Each record that follows is to be output in full, precisely as written.

[Start of Attachment]

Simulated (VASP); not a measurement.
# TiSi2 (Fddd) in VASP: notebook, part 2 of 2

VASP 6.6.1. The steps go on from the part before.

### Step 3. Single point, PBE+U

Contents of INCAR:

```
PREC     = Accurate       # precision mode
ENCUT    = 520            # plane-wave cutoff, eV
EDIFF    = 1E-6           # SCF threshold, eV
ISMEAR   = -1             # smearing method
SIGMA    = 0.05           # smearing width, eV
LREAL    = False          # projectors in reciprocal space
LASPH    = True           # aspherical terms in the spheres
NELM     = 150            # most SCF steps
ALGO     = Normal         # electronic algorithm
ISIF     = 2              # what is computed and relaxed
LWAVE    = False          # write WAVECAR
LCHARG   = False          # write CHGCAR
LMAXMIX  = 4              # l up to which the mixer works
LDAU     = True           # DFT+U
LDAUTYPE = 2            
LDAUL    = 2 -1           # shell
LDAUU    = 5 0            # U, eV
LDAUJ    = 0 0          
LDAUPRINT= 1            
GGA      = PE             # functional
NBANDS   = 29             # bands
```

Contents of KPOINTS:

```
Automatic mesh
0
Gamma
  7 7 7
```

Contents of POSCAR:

[End of Attachment]

#### [Reply]
Simulated (VASP); not a measurement.
# TiSi2 (Fddd) in VASP: notebook, part 2 of 2

VASP 6.6.1. The steps go on from the part before.

### Step 3. Single point, PBE+U

Contents of INCAR:

```
PREC     = Accurate       # precision mode
ENCUT    = 520            # plane-wave cutoff, eV
EDIFF    = 1E-6           # SCF threshold, eV
ISMEAR   = -1             # smearing method
SIGMA    = 0.05           # smearing width, eV
LREAL    = False          # projectors in reciprocal space
LASPH    = True           # aspherical terms in the spheres
NELM     = 150            # most SCF steps
ALGO     = Normal         # electronic algorithm
ISIF     = 2              # what is computed and relaxed
LWAVE    = False          # write WAVECAR
LCHARG   = False          # write CHGCAR
LMAXMIX  = 4              # l up to which the mixer works
LDAU     = True           # DFT+U
LDAUTYPE = 2            
LDAUL    = 2 -1           # shell
LDAUU    = 5 0            # U, eV
LDAUJ    = 0 0          
LDAUPRINT= 1            
GGA      = PE             # functional
NBANDS   = 29             # bands
```

Contents of KPOINTS:

```
Automatic mesh
0
Gamma
  7 7 7
```

Contents of POSCAR:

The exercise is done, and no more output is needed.